■ **Given records**
|---|

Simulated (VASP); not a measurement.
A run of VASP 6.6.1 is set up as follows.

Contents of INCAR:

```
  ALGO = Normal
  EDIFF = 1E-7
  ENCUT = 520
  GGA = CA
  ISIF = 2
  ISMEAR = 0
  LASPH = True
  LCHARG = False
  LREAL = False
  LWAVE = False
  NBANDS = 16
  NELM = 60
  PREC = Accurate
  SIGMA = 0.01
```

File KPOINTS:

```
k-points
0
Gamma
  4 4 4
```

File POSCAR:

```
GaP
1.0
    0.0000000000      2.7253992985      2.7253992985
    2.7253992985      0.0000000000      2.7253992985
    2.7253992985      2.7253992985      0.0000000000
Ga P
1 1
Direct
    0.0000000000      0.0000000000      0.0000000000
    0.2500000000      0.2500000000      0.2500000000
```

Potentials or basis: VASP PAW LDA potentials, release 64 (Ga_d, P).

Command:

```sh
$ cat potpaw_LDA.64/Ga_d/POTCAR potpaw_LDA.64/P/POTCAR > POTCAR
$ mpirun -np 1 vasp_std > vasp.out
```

|---|

All of the material above is to be retyped word for word.

Simulated (VASP); not a measurement.
A run of VASP 6.6.1 is set up as follows.

Contents of INCAR:

```
  ALGO = Normal
  EDIFF = 1E-7
  ENCUT = 520
  GGA = CA
  ISIF = 2
  ISMEAR = 0
  LASPH = True
  LCHARG = False
  LREAL = False
  LWAVE = False
  NBANDS = 16
  NELM = 60
  PREC = Accurate
  SIGMA = 0.01
```

File KPOINTS:

```
k-points
0
Gamma
  4 4 4
```

File POSCAR:

```
GaP
1.0
    0.0000000000      2.7253992985      2.7253992985
    2.7253992985      0.0000000000      2.7253992985
    2.7253992985      2.7253992985      0.0000000000
Ga P
1 1
Direct
    0.0000000000      0.0000000000      0.0000000000
    0.2500000000      0.2500000000      0.2500000000
```

Potentials or basis: VASP PAW LDA potentials, release 64 (Ga_d, P).

Command:

```sh
$ cat potpaw_LDA.64/Ga_d/POTCAR potpaw_LDA.64/P/POTCAR > POTCAR
$ mpirun -np 1 vasp_std > vasp.out
```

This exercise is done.